§ **Activity**
Your reply must consist of the data below, reproduced character for character.

§ **Entries supplied**
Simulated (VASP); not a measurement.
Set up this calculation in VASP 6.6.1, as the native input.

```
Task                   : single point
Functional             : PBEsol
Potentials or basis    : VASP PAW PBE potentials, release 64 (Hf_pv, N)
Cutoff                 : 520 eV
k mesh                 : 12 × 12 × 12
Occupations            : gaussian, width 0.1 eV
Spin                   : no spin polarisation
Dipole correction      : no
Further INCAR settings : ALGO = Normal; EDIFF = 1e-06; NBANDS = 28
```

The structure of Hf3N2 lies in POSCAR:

§ **Expected answer**
Simulated (VASP); not a measurement.
Set up this calculation in VASP 6.6.1, as the native input.

```
Task                   : single point
Functional             : PBEsol
Potentials or basis    : VASP PAW PBE potentials, release 64 (Hf_pv, N)
Cutoff                 : 520 eV
k mesh                 : 12 × 12 × 12
Occupations            : gaussian, width 0.1 eV
Spin                   : no spin polarisation
Dipole correction      : no
Further INCAR settings : ALGO = Normal; EDIFF = 1e-06; NBANDS = 28
```

The structure of Hf3N2 lies in POSCAR:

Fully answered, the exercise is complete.